==== Provided records ====

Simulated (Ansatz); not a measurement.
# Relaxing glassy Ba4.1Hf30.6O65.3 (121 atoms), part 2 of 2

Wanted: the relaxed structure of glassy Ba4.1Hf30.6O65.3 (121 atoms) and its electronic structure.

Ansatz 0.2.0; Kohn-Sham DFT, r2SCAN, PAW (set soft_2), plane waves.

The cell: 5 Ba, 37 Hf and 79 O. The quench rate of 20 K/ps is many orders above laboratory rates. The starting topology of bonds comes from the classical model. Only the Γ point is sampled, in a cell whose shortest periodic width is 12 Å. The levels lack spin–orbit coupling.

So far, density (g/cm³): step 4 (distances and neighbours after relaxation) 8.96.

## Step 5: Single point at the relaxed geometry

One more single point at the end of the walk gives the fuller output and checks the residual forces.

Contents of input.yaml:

====

* [Requirement] For this exercise, please output exactly the lines above starting at the line with "So far, density" and ending at the line with "One more single", ends included.

* [Exercise answer]
So far, density (g/cm³): step 4 (distances and neighbours after relaxation) 8.96.

## Step 5: Single point at the relaxed geometry

One more single point at the end of the walk gives the fuller output and checks the residual forces.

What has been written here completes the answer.